===== RECORDED DATA

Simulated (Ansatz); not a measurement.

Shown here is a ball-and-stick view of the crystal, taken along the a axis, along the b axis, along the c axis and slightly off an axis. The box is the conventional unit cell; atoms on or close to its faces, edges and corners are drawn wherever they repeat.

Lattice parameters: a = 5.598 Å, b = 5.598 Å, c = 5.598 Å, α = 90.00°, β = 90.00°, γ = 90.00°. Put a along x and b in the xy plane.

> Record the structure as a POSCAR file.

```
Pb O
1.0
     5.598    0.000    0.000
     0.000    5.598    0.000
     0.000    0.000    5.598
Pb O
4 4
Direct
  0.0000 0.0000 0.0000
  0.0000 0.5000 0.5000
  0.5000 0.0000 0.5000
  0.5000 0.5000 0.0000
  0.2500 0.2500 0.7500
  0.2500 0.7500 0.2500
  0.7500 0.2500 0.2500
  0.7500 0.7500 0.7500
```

==========

- **WORK ORDER**: Word for word, restate the material above.

- **WRITTEN RESPONSE**:
Simulated (Ansatz); not a measurement.

Shown here is a ball-and-stick view of the crystal, taken along the a axis, along the b axis, along the c axis and slightly off an axis. The box is the conventional unit cell; atoms on or close to its faces, edges and corners are drawn wherever they repeat.

Lattice parameters: a = 5.598 Å, b = 5.598 Å, c = 5.598 Å, α = 90.00°, β = 90.00°, γ = 90.00°. Put a along x and b in the xy plane.

> Record the structure as a POSCAR file.

```
Pb O
1.0
     5.598    0.000    0.000
     0.000    5.598    0.000
     0.000    0.000    5.598
Pb O
4 4
Direct
  0.0000 0.0000 0.0000
  0.0000 0.5000 0.5000
  0.5000 0.0000 0.5000
  0.5000 0.5000 0.0000
  0.2500 0.2500 0.7500
  0.2500 0.7500 0.2500
  0.7500 0.2500 0.2500
  0.7500 0.7500 0.7500
```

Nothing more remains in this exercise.